▸ **WORK INSTRUCTION**: Among the entries below, extract exactly the lines that run from the one with "A. SMILES [H]/N=C/C=C\F" through the one with "Spectrum 2. ¹H", both ends included.

-------- DATA RECORDS
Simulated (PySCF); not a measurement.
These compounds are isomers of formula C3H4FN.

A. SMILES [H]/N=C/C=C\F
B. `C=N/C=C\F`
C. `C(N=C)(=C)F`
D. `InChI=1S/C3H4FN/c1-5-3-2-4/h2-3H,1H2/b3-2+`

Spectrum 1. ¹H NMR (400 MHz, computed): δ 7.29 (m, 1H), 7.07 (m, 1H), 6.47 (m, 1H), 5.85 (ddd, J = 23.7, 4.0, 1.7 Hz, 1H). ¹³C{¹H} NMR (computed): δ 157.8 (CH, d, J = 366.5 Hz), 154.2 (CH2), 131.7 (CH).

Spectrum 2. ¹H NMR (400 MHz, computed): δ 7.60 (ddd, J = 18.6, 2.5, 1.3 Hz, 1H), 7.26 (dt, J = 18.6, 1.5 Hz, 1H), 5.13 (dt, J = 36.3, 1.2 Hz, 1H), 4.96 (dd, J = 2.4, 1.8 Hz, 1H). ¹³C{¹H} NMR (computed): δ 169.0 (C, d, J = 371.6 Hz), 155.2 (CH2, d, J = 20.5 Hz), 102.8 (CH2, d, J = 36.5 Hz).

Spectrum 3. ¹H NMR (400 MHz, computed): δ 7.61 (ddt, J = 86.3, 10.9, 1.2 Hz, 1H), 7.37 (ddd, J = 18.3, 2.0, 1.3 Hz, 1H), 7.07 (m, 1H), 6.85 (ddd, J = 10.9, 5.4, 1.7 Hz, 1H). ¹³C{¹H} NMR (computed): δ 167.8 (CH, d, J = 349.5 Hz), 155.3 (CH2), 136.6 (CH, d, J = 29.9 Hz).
----------------

▸ **WRITTEN REPLY**:
A. SMILES [H]/N=C/C=C\F
B. `C=N/C=C\F`
C. `C(N=C)(=C)F`
D. `InChI=1S/C3H4FN/c1-5-3-2-4/h2-3H,1H2/b3-2+`

Spectrum 1. ¹H NMR (400 MHz, computed): δ 7.29 (m, 1H), 7.07 (m, 1H), 6.47 (m, 1H), 5.85 (ddd, J = 23.7, 4.0, 1.7 Hz, 1H). ¹³C{¹H} NMR (computed): δ 157.8 (CH, d, J = 366.5 Hz), 154.2 (CH2), 131.7 (CH).

Spectrum 2. ¹H NMR (400 MHz, computed): δ 7.60 (ddd, J = 18.6, 2.5, 1.3 Hz, 1H), 7.26 (dt, J = 18.6, 1.5 Hz, 1H), 5.13 (dt, J = 36.3, 1.2 Hz, 1H), 4.96 (dd, J = 2.4, 1.8 Hz, 1H). ¹³C{¹H} NMR (computed): δ 169.0 (C, d, J = 371.6 Hz), 155.2 (CH2, d, J = 20.5 Hz), 102.8 (CH2, d, J = 36.5 Hz).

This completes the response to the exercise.